> REQUIRED ACTION:
From the first line of the data below through the line holding "With x = (α/α₀)²", write out each line exactly as it stands.

> SUPPLIED ENTRIES:
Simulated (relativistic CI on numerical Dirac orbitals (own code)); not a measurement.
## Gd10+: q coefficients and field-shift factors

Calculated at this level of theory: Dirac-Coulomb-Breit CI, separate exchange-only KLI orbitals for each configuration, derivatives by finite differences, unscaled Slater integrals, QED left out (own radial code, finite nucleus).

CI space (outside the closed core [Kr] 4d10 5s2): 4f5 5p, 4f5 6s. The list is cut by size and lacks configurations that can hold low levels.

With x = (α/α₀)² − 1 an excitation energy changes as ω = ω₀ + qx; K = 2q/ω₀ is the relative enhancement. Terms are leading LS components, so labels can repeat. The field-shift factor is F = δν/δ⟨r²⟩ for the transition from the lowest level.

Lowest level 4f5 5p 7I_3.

> ANSWER BOX:
Simulated (relativistic CI on numerical Dirac orbitals (own code)); not a measurement.
## Gd10+: q coefficients and field-shift factors

Calculated at this level of theory: Dirac-Coulomb-Breit CI, separate exchange-only KLI orbitals for each configuration, derivatives by finite differences, unscaled Slater integrals, QED left out (own radial code, finite nucleus).

CI space (outside the closed core [Kr] 4d10 5s2): 4f5 5p, 4f5 6s. The list is cut by size and lacks configurations that can hold low levels.

With x = (α/α₀)² − 1 an excitation energy changes as ω = ω₀ + qx; K = 2q/ω₀ is the relative enhancement. Terms are leading LS components, so labels can repeat. The field-shift factor is F = δν/δ⟨r²⟩ for the transition from the lowest level.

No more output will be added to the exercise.